Activity: Every line below must be reproduced exactly. Copy them all.

··········
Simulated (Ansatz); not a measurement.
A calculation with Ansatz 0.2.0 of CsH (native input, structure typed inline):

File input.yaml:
··········

Response:
Simulated (Ansatz); not a measurement.
A calculation with Ansatz 0.2.0 of CsH (native input, structure typed inline):

File input.yaml:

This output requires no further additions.